_Information_.
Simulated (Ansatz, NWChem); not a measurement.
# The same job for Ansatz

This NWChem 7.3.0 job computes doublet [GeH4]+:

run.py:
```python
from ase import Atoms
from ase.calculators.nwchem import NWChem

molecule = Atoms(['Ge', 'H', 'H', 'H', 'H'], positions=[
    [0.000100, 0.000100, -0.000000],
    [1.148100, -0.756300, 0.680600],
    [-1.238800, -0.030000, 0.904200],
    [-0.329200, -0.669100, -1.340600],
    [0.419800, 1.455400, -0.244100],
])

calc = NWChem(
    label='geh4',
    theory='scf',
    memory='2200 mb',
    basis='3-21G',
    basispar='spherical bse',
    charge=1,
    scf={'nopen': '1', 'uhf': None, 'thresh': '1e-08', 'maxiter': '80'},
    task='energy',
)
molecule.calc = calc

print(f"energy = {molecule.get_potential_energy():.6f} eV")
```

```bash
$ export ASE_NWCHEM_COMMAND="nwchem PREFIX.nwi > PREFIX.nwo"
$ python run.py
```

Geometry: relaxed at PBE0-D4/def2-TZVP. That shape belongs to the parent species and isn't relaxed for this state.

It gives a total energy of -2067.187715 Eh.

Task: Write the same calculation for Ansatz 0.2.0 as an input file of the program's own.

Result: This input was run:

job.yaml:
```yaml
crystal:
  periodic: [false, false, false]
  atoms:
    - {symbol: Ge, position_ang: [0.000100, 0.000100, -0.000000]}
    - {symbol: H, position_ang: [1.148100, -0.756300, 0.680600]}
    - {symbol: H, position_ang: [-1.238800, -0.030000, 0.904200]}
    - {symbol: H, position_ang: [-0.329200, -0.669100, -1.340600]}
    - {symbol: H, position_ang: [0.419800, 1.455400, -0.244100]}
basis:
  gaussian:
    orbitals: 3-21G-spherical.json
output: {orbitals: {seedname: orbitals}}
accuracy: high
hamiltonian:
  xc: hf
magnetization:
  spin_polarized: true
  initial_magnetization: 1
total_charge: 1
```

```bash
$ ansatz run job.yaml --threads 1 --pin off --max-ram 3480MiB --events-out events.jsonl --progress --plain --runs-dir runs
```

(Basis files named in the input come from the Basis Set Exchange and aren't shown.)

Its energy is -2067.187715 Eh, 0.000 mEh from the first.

_Work item_. Look in the material above for the line with "Geometry: relaxed at" and the line with "Task: Write the", and transcribe exactly those lines and all lines between them, nothing more.

_Task response_.
Geometry: relaxed at PBE0-D4/def2-TZVP. That shape belongs to the parent species and isn't relaxed for this state.

It gives a total energy of -2067.187715 Eh.

Task: Write the same calculation for Ansatz 0.2.0 as an input file of the program's own.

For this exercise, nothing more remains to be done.